→ **Task item**
Exactly as they stand, set down all of the records again.

__________

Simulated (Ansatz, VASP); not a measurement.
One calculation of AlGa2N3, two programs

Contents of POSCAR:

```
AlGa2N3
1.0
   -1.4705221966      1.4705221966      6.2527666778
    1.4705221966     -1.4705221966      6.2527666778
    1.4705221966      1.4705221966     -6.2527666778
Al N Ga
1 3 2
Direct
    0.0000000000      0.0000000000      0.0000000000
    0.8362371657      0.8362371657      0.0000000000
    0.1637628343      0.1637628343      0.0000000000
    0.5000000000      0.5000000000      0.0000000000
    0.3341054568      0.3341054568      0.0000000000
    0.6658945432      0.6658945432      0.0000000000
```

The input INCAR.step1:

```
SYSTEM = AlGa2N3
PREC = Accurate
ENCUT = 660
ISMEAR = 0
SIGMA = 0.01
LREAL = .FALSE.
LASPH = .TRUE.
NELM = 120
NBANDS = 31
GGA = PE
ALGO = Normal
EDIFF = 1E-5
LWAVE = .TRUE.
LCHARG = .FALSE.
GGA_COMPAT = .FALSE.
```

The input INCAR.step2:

__________

→ **Your response**
Simulated (Ansatz, VASP); not a measurement.
One calculation of AlGa2N3, two programs

Contents of POSCAR:

```
AlGa2N3
1.0
   -1.4705221966      1.4705221966      6.2527666778
    1.4705221966     -1.4705221966      6.2527666778
    1.4705221966      1.4705221966     -6.2527666778
Al N Ga
1 3 2
Direct
    0.0000000000      0.0000000000      0.0000000000
    0.8362371657      0.8362371657      0.0000000000
    0.1637628343      0.1637628343      0.0000000000
    0.5000000000      0.5000000000      0.0000000000
    0.3341054568      0.3341054568      0.0000000000
    0.6658945432      0.6658945432      0.0000000000
```

The input INCAR.step1:

```
SYSTEM = AlGa2N3
PREC = Accurate
ENCUT = 660
ISMEAR = 0
SIGMA = 0.01
LREAL = .FALSE.
LASPH = .TRUE.
NELM = 120
NBANDS = 31
GGA = PE
ALGO = Normal
EDIFF = 1E-5
LWAVE = .TRUE.
LCHARG = .FALSE.
GGA_COMPAT = .FALSE.
```

The input INCAR.step2:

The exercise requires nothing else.